→ ASSIGNMENT:
Set down the material exactly, keeping every line whole.

→ DATA SHOWN:

━━━

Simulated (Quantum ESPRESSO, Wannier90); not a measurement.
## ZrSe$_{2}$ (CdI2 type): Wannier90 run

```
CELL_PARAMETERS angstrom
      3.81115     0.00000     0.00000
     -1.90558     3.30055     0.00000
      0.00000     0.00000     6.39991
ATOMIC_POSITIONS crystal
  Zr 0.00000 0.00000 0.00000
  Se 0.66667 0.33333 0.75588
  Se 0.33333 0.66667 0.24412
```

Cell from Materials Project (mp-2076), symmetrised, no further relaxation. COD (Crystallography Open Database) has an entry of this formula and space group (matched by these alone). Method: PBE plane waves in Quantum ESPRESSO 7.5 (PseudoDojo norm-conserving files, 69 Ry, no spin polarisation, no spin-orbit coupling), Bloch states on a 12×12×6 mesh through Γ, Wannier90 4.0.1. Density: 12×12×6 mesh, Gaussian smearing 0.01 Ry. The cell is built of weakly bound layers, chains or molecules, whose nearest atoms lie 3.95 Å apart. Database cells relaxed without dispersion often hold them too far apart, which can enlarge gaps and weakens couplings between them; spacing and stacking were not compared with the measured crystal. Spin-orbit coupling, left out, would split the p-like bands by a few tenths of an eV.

━━━

→ RESULT:
Simulated (Quantum ESPRESSO, Wannier90); not a measurement.
## ZrSe$_{2}$ (CdI2 type): Wannier90 run

```
CELL_PARAMETERS angstrom
      3.81115     0.00000     0.00000
     -1.90558     3.30055     0.00000
      0.00000     0.00000     6.39991
ATOMIC_POSITIONS crystal
  Zr 0.00000 0.00000 0.00000
  Se 0.66667 0.33333 0.75588
  Se 0.33333 0.66667 0.24412
```

Cell from Materials Project (mp-2076), symmetrised, no further relaxation. COD (Crystallography Open Database) has an entry of this formula and space group (matched by these alone). Method: PBE plane waves in Quantum ESPRESSO 7.5 (PseudoDojo norm-conserving files, 69 Ry, no spin polarisation, no spin-orbit coupling), Bloch states on a 12×12×6 mesh through Γ, Wannier90 4.0.1. Density: 12×12×6 mesh, Gaussian smearing 0.01 Ry. The cell is built of weakly bound layers, chains or molecules, whose nearest atoms lie 3.95 Å apart. Database cells relaxed without dispersion often hold them too far apart, which can enlarge gaps and weakens couplings between them; spacing and stacking were not compared with the measured crystal. Spin-orbit coupling, left out, would split the p-like bands by a few tenths of an eV.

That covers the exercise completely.